RAW DATA =>
· · · · ·

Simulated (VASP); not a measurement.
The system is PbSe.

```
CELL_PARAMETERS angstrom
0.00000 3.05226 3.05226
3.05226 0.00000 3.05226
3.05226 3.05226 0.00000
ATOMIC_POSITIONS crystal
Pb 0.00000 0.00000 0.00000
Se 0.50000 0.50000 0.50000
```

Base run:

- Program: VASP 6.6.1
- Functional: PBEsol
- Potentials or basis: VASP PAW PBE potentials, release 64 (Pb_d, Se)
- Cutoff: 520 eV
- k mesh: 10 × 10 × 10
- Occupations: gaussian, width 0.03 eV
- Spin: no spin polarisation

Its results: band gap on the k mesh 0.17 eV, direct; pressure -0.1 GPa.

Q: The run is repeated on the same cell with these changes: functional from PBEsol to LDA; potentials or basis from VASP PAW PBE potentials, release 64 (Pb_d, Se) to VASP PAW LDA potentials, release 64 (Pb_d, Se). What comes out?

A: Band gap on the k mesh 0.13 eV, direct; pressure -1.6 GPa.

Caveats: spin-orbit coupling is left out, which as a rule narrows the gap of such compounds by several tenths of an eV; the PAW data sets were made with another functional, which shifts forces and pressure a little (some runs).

· · · · ·

WORK TASK =>
Above are the records; print exactly the lines from the line with "- Cutoff: 520 eV" to the line with "A: Band gap", including both, and nothing else.

YOUR RESPONSE =>
- Cutoff: 520 eV
- k mesh: 10 × 10 × 10
- Occupations: gaussian, width 0.03 eV
- Spin: no spin polarisation

Its results: band gap on the k mesh 0.17 eV, direct; pressure -0.1 GPa.

Q: The run is repeated on the same cell with these changes: functional from PBEsol to LDA; potentials or basis from VASP PAW PBE potentials, release 64 (Pb_d, Se) to VASP PAW LDA potentials, release 64 (Pb_d, Se). What comes out?

A: Band gap on the k mesh 0.13 eV, direct; pressure -1.6 GPa.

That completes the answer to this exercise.